* Exercise
Set down every record below exactly as written.

════════

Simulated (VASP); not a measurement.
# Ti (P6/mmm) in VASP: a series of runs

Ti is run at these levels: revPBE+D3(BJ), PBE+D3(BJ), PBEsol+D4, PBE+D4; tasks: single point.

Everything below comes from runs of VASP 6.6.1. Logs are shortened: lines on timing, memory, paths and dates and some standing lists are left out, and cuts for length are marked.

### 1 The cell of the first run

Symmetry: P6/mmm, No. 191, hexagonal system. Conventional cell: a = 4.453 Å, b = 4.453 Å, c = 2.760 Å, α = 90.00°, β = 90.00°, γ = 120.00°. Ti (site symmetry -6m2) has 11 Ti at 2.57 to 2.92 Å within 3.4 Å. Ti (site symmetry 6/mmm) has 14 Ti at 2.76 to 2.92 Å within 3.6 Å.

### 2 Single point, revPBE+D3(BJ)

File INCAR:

════════

* Problem solution
Simulated (VASP); not a measurement.
# Ti (P6/mmm) in VASP: a series of runs

Ti is run at these levels: revPBE+D3(BJ), PBE+D3(BJ), PBEsol+D4, PBE+D4; tasks: single point.

Everything below comes from runs of VASP 6.6.1. Logs are shortened: lines on timing, memory, paths and dates and some standing lists are left out, and cuts for length are marked.

### 1 The cell of the first run

Symmetry: P6/mmm, No. 191, hexagonal system. Conventional cell: a = 4.453 Å, b = 4.453 Å, c = 2.760 Å, α = 90.00°, β = 90.00°, γ = 120.00°. Ti (site symmetry -6m2) has 11 Ti at 2.57 to 2.92 Å within 3.4 Å. Ti (site symmetry 6/mmm) has 14 Ti at 2.76 to 2.92 Å within 3.6 Å.

### 2 Single point, revPBE+D3(BJ)

File INCAR:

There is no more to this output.